══ LISTED ENTRIES

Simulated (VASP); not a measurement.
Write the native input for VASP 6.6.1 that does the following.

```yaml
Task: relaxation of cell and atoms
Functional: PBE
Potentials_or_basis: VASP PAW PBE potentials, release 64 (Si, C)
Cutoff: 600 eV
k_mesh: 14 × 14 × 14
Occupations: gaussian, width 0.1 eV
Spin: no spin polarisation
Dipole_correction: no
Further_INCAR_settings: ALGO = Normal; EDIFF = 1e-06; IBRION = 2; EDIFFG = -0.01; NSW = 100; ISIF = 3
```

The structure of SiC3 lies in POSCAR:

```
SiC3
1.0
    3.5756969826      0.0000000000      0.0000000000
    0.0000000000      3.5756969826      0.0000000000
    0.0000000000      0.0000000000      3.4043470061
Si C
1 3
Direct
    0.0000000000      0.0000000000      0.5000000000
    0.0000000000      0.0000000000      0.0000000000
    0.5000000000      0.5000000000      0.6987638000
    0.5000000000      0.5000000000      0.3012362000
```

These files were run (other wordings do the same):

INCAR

════

BRIEF: What you give back must match the material exactly, beginning with its first line and ending with the line holding "These files were".

WORKED SOLUTION:
Simulated (VASP); not a measurement.
Write the native input for VASP 6.6.1 that does the following.

```yaml
Task: relaxation of cell and atoms
Functional: PBE
Potentials_or_basis: VASP PAW PBE potentials, release 64 (Si, C)
Cutoff: 600 eV
k_mesh: 14 × 14 × 14
Occupations: gaussian, width 0.1 eV
Spin: no spin polarisation
Dipole_correction: no
Further_INCAR_settings: ALGO = Normal; EDIFF = 1e-06; IBRION = 2; EDIFFG = -0.01; NSW = 100; ISIF = 3
```

The structure of SiC3 lies in POSCAR:

```
SiC3
1.0
    3.5756969826      0.0000000000      0.0000000000
    0.0000000000      3.5756969826      0.0000000000
    0.0000000000      0.0000000000      3.4043470061
Si C
1 3
Direct
    0.0000000000      0.0000000000      0.5000000000
    0.0000000000      0.0000000000      0.0000000000
    0.5000000000      0.5000000000      0.6987638000
    0.5000000000      0.5000000000      0.3012362000
```

These files were run (other wordings do the same):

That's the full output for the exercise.